- EXTRACTED MATERIAL
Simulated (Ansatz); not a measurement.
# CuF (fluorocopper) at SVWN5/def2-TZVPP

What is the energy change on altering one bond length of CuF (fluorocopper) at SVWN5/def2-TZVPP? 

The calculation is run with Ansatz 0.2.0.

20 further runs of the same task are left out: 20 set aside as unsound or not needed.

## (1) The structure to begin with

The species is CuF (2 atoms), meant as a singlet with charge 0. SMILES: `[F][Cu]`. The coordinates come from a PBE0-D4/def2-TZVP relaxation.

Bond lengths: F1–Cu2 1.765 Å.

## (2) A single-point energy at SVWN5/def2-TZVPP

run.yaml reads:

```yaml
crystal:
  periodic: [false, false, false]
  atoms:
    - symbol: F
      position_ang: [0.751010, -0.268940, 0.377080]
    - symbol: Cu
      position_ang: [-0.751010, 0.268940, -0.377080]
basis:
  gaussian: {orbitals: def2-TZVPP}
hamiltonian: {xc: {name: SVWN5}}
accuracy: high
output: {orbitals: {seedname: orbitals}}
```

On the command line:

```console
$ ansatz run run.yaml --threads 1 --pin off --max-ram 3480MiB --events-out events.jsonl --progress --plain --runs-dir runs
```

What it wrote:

- REQUIRED ACTION
Would you restate, word for word, every line of the listing from its first line through the line with "The calculation is run with Ansatz 0.2.0."?

- EXERCISE OUTPUT
Simulated (Ansatz); not a measurement.
# CuF (fluorocopper) at SVWN5/def2-TZVPP

What is the energy change on altering one bond length of CuF (fluorocopper) at SVWN5/def2-TZVPP? 

The calculation is run with Ansatz 0.2.0.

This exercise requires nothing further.